- WORK REQUEST
Up to and including the line with "Problem. Predict the relaxed volume.", reproduce the listing below exactly, beginning at its first line.

- RECORDS SUPPLIED
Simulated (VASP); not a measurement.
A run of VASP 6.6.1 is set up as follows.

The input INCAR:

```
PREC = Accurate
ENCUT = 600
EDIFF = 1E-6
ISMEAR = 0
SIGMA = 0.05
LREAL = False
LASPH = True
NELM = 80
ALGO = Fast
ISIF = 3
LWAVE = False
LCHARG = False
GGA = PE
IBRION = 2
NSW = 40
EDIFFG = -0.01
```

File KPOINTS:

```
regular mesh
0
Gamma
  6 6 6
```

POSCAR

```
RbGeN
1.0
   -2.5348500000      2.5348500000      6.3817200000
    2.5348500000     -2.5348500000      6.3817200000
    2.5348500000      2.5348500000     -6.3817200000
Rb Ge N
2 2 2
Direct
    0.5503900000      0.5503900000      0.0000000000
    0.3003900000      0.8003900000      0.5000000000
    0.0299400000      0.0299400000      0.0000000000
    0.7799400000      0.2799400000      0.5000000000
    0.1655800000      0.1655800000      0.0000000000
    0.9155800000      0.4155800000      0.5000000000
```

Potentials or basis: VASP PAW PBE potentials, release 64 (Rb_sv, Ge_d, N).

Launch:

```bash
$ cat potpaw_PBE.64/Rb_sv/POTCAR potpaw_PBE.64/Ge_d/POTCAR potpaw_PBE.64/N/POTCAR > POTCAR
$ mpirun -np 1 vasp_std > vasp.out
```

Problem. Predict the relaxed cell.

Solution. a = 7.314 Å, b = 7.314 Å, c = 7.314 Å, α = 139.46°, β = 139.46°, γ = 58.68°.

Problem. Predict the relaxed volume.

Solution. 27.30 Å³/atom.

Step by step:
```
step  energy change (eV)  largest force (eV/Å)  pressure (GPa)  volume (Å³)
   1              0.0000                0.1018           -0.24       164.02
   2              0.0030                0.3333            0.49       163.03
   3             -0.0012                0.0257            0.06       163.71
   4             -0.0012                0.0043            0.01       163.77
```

- EXPECTED ANSWER
Simulated (VASP); not a measurement.
A run of VASP 6.6.1 is set up as follows.

The input INCAR:

```
PREC = Accurate
ENCUT = 600
EDIFF = 1E-6
ISMEAR = 0
SIGMA = 0.05
LREAL = False
LASPH = True
NELM = 80
ALGO = Fast
ISIF = 3
LWAVE = False
LCHARG = False
GGA = PE
IBRION = 2
NSW = 40
EDIFFG = -0.01
```

File KPOINTS:

```
regular mesh
0
Gamma
  6 6 6
```

POSCAR

```
RbGeN
1.0
   -2.5348500000      2.5348500000      6.3817200000
    2.5348500000     -2.5348500000      6.3817200000
    2.5348500000      2.5348500000     -6.3817200000
Rb Ge N
2 2 2
Direct
    0.5503900000      0.5503900000      0.0000000000
    0.3003900000      0.8003900000      0.5000000000
    0.0299400000      0.0299400000      0.0000000000
    0.7799400000      0.2799400000      0.5000000000
    0.1655800000      0.1655800000      0.0000000000
    0.9155800000      0.4155800000      0.5000000000
```

Potentials or basis: VASP PAW PBE potentials, release 64 (Rb_sv, Ge_d, N).

Launch:

```bash
$ cat potpaw_PBE.64/Rb_sv/POTCAR potpaw_PBE.64/Ge_d/POTCAR potpaw_PBE.64/N/POTCAR > POTCAR
$ mpirun -np 1 vasp_std > vasp.out
```

Problem. Predict the relaxed cell.

Solution. a = 7.314 Å, b = 7.314 Å, c = 7.314 Å, α = 139.46°, β = 139.46°, γ = 58.68°.

Problem. Predict the relaxed volume.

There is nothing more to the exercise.